Can you quote the records below in full, word for word?

· · · ·
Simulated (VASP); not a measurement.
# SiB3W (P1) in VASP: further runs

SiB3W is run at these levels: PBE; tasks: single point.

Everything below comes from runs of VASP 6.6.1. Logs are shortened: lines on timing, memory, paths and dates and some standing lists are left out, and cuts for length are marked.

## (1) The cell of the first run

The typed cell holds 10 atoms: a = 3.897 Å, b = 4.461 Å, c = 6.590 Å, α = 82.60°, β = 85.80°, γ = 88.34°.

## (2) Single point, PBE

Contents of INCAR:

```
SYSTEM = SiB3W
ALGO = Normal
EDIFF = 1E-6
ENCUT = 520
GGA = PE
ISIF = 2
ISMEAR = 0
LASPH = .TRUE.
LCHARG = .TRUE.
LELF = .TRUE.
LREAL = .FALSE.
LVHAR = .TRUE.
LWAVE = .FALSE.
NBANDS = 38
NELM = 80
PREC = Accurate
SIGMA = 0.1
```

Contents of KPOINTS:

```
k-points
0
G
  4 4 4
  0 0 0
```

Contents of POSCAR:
· · · ·

• EXERCISE RESULT
Simulated (VASP); not a measurement.
# SiB3W (P1) in VASP: further runs

SiB3W is run at these levels: PBE; tasks: single point.

Everything below comes from runs of VASP 6.6.1. Logs are shortened: lines on timing, memory, paths and dates and some standing lists are left out, and cuts for length are marked.

## (1) The cell of the first run

The typed cell holds 10 atoms: a = 3.897 Å, b = 4.461 Å, c = 6.590 Å, α = 82.60°, β = 85.80°, γ = 88.34°.

## (2) Single point, PBE

Contents of INCAR:

```
SYSTEM = SiB3W
ALGO = Normal
EDIFF = 1E-6
ENCUT = 520
GGA = PE
ISIF = 2
ISMEAR = 0
LASPH = .TRUE.
LCHARG = .TRUE.
LELF = .TRUE.
LREAL = .FALSE.
LVHAR = .TRUE.
LWAVE = .FALSE.
NBANDS = 38
NELM = 80
PREC = Accurate
SIGMA = 0.1
```

Contents of KPOINTS:

```
k-points
0
G
  4 4 4
  0 0 0
```

Contents of POSCAR:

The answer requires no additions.